• [Provided information]:
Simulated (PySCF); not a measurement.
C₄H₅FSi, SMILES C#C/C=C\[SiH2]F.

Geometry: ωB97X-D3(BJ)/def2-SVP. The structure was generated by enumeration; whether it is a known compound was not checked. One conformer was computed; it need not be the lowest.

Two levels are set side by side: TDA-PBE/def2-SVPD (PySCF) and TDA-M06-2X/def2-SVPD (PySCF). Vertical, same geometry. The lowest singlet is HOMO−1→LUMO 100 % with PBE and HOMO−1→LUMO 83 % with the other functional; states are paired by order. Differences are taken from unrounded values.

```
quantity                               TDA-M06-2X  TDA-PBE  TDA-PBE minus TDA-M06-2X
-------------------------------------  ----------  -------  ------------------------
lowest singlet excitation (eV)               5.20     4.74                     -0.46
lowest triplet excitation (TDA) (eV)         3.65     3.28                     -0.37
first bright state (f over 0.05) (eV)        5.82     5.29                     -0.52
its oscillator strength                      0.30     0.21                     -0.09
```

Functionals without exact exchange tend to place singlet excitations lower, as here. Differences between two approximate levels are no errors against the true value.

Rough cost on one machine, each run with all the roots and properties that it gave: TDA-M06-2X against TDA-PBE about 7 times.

• [Work instruction]:
Please reproduce, exactly as written, the lines of the records from the first line through the one containing "Geometry: ωB97X-D3(BJ)/def2-SVP. The".

• [Exercise answer]:
Simulated (PySCF); not a measurement.
C₄H₅FSi, SMILES C#C/C=C\[SiH2]F.

Geometry: ωB97X-D3(BJ)/def2-SVP. The structure was generated by enumeration; whether it is a known compound was not checked. One conformer was computed; it need not be the lowest.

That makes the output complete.